Look below for the line that contains "Potentials or basis: VASP", then copy it and each following line exactly, through and including the line that contains "empty bands touch).".

Entries supplied:
◇ ◇ ◇ ◇ ◇ ◇ ◇

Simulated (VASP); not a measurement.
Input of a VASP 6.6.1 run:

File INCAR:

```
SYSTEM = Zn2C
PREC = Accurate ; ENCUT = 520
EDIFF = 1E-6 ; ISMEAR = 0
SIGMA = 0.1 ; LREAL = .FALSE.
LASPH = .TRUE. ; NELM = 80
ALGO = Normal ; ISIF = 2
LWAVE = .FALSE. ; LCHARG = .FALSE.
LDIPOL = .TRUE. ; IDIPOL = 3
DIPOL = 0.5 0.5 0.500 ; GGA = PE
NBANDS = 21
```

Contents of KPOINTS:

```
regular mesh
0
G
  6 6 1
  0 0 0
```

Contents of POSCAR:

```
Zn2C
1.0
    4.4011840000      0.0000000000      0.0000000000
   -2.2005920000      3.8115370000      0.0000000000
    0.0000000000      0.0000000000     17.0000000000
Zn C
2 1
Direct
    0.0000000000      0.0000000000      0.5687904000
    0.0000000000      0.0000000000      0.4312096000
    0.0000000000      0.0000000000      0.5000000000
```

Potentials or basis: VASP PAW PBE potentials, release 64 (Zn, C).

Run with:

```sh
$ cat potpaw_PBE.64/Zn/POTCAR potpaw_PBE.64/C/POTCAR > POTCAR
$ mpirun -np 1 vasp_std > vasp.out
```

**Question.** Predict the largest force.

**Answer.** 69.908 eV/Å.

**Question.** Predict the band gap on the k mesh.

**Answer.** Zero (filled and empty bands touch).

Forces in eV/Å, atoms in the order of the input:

◇ ◇ ◇ ◇ ◇ ◇ ◇

Answer box:
Potentials or basis: VASP PAW PBE potentials, release 64 (Zn, C).

Run with:

```sh
$ cat potpaw_PBE.64/Zn/POTCAR potpaw_PBE.64/C/POTCAR > POTCAR
$ mpirun -np 1 vasp_std > vasp.out
```

**Question.** Predict the largest force.

**Answer.** 69.908 eV/Å.

**Question.** Predict the band gap on the k mesh.

**Answer.** Zero (filled and empty bands touch).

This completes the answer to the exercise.